══════

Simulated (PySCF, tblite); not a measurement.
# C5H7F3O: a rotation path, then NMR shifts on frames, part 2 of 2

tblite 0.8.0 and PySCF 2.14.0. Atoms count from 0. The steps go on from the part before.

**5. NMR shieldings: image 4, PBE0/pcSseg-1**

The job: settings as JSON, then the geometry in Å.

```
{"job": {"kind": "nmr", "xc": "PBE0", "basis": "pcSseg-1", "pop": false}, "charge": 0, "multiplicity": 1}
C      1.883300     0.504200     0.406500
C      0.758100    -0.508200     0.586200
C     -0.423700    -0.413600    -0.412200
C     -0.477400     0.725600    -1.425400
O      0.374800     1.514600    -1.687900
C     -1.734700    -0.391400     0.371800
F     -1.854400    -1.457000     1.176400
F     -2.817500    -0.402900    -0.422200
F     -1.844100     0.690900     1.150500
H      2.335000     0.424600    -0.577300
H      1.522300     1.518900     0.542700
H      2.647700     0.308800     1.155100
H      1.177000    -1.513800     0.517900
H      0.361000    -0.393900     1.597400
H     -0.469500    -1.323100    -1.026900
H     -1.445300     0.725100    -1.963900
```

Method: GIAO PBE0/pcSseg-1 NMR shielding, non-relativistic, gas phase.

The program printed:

══════

### WORK ORDER
The first line of the listing above through the line containing "image 4, PBE0/pcSseg-1**": print exactly that, both ends included.

### RESPONSE
Simulated (PySCF, tblite); not a measurement.
# C5H7F3O: a rotation path, then NMR shifts on frames, part 2 of 2

tblite 0.8.0 and PySCF 2.14.0. Atoms count from 0. The steps go on from the part before.

**5. NMR shieldings: image 4, PBE0/pcSseg-1**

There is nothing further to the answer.